» **Brief**: Could the data below be copied out in full, word for word?

========

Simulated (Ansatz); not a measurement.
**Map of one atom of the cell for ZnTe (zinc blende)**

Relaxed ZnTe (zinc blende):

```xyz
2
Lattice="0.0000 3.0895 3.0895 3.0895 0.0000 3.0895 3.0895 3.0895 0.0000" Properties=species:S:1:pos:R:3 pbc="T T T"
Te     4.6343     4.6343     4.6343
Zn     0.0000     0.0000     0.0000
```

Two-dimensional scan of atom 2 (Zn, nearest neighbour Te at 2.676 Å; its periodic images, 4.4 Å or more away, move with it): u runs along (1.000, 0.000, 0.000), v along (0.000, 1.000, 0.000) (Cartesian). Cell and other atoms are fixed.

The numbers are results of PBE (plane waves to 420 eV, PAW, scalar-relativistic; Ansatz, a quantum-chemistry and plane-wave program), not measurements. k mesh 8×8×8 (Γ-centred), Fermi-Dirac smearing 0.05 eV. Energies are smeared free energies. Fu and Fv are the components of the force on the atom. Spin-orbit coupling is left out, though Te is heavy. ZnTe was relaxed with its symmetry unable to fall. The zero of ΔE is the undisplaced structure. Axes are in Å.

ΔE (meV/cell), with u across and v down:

========

» **Written answer**:
Simulated (Ansatz); not a measurement.
**Map of one atom of the cell for ZnTe (zinc blende)**

Relaxed ZnTe (zinc blende):

```xyz
2
Lattice="0.0000 3.0895 3.0895 3.0895 0.0000 3.0895 3.0895 3.0895 0.0000" Properties=species:S:1:pos:R:3 pbc="T T T"
Te     4.6343     4.6343     4.6343
Zn     0.0000     0.0000     0.0000
```

Two-dimensional scan of atom 2 (Zn, nearest neighbour Te at 2.676 Å; its periodic images, 4.4 Å or more away, move with it): u runs along (1.000, 0.000, 0.000), v along (0.000, 1.000, 0.000) (Cartesian). Cell and other atoms are fixed.

The numbers are results of PBE (plane waves to 420 eV, PAW, scalar-relativistic; Ansatz, a quantum-chemistry and plane-wave program), not measurements. k mesh 8×8×8 (Γ-centred), Fermi-Dirac smearing 0.05 eV. Energies are smeared free energies. Fu and Fv are the components of the force on the atom. Spin-orbit coupling is left out, though Te is heavy. ZnTe was relaxed with its symmetry unable to fall. The zero of ΔE is the undisplaced structure. Axes are in Å.

ΔE (meV/cell), with u across and v down:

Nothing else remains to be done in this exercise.